Data »
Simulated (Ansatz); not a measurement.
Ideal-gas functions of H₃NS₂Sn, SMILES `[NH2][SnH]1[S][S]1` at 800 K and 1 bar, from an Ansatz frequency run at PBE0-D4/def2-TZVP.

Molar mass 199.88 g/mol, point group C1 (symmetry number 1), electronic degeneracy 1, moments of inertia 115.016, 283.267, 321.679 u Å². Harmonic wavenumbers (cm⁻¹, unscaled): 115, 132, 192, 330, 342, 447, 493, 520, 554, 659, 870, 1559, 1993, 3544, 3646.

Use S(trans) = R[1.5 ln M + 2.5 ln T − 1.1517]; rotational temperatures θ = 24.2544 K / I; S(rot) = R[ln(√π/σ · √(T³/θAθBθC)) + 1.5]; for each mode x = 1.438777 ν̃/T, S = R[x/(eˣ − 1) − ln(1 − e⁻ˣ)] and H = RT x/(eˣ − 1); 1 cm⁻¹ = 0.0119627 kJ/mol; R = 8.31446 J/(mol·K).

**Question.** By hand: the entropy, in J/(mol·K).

Task item » Without any alteration, retype all of the material above.

Response area »
Simulated (Ansatz); not a measurement.
Ideal-gas functions of H₃NS₂Sn, SMILES `[NH2][SnH]1[S][S]1` at 800 K and 1 bar, from an Ansatz frequency run at PBE0-D4/def2-TZVP.

Molar mass 199.88 g/mol, point group C1 (symmetry number 1), electronic degeneracy 1, moments of inertia 115.016, 283.267, 321.679 u Å². Harmonic wavenumbers (cm⁻¹, unscaled): 115, 132, 192, 330, 342, 447, 493, 520, 554, 659, 870, 1559, 1993, 3544, 3646.

Use S(trans) = R[1.5 ln M + 2.5 ln T − 1.1517]; rotational temperatures θ = 24.2544 K / I; S(rot) = R[ln(√π/σ · √(T³/θAθBθC)) + 1.5]; for each mode x = 1.438777 ν̃/T, S = R[x/(eˣ − 1) − ln(1 − e⁻ˣ)] and H = RT x/(eˣ − 1); 1 cm⁻¹ = 0.0119627 kJ/mol; R = 8.31446 J/(mol·K).

**Question.** By hand: the entropy, in J/(mol·K).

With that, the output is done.